Content starts

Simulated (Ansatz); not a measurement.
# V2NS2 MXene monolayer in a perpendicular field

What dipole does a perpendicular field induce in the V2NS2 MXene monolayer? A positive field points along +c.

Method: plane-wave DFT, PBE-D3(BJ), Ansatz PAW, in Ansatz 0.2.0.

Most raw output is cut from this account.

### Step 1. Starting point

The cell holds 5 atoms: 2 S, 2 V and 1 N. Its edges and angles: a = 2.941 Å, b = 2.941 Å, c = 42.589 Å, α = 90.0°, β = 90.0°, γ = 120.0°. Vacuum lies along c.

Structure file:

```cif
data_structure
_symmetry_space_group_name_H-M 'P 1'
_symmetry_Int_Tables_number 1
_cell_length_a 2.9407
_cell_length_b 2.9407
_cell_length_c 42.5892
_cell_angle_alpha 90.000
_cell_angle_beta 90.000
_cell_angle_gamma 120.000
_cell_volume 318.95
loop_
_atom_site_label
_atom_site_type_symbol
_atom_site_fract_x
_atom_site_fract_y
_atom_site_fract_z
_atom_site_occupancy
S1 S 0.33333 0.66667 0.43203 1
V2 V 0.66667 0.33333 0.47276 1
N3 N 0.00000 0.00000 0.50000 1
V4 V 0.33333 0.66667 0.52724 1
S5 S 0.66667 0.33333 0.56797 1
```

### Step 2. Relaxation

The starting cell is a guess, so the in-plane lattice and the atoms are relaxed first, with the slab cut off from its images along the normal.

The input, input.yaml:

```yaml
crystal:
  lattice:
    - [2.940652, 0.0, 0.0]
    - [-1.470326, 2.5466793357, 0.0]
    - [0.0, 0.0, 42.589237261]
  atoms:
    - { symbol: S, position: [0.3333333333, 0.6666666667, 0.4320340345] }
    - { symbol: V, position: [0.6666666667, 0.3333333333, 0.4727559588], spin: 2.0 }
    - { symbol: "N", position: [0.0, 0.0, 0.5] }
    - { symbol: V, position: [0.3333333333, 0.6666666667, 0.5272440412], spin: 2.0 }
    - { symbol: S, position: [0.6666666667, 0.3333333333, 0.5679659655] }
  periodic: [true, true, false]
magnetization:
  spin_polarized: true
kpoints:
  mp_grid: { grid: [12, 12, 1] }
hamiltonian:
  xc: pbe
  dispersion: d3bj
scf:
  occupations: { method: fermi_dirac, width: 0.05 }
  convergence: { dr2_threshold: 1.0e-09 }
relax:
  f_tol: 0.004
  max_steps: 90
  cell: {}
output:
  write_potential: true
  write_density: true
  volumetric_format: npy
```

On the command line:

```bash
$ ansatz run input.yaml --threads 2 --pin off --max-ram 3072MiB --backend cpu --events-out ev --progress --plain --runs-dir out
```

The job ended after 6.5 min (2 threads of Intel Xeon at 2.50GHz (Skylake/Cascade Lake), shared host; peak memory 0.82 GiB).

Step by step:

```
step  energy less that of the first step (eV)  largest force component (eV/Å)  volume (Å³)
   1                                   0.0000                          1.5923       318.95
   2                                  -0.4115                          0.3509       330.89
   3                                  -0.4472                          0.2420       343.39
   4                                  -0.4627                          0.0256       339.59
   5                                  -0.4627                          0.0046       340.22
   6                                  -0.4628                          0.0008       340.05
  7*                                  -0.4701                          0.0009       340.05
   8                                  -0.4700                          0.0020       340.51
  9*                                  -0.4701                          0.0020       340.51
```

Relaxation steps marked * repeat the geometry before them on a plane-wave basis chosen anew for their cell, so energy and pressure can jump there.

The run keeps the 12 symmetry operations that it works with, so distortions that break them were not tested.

Content ends

* ASSIGNMENT: Include the first line, the line containing "### Step 1. Starting point", and every line between them, copied exactly from the material above; output no other line.

* WORKED SOLUTION:
Simulated (Ansatz); not a measurement.
# V2NS2 MXene monolayer in a perpendicular field

What dipole does a perpendicular field induce in the V2NS2 MXene monolayer? A positive field points along +c.

Method: plane-wave DFT, PBE-D3(BJ), Ansatz PAW, in Ansatz 0.2.0.

Most raw output is cut from this account.

### Step 1. Starting point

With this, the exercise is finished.